» Dataset records
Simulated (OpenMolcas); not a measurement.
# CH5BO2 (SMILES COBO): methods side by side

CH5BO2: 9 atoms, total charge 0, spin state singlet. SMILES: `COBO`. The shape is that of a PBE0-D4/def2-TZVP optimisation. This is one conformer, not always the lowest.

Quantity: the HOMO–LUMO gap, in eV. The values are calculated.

» Work order
Please give back exactly the lines of the listing above that run from the one containing "# CH5BO2 (SMILES COBO): methods side by side" through the one containing "CH5BO2: 9 atoms, total", and only those.

» Answer space
# CH5BO2 (SMILES COBO): methods side by side

CH5BO2: 9 atoms, total charge 0, spin state singlet. SMILES: `COBO`. The shape is that of a PBE0-D4/def2-TZVP optimisation. This is one conformer, not always the lowest.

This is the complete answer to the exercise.